### Action item
From the first line to the last, return the data exactly as written.

******************************
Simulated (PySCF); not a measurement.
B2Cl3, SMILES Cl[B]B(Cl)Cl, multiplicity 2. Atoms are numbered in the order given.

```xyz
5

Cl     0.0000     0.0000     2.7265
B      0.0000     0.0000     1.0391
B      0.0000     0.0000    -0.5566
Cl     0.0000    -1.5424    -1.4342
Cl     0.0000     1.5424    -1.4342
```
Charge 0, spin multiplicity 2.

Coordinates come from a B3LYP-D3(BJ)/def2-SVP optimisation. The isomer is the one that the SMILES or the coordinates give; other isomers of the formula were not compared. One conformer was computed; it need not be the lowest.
******************************

### Your response
Simulated (PySCF); not a measurement.
B2Cl3, SMILES Cl[B]B(Cl)Cl, multiplicity 2. Atoms are numbered in the order given.

```xyz
5

Cl     0.0000     0.0000     2.7265
B      0.0000     0.0000     1.0391
B      0.0000     0.0000    -0.5566
Cl     0.0000    -1.5424    -1.4342
Cl     0.0000     1.5424    -1.4342
```
Charge 0, spin multiplicity 2.

Coordinates come from a B3LYP-D3(BJ)/def2-SVP optimisation. The isomer is the one that the SMILES or the coordinates give; other isomers of the formula were not compared. One conformer was computed; it need not be the lowest.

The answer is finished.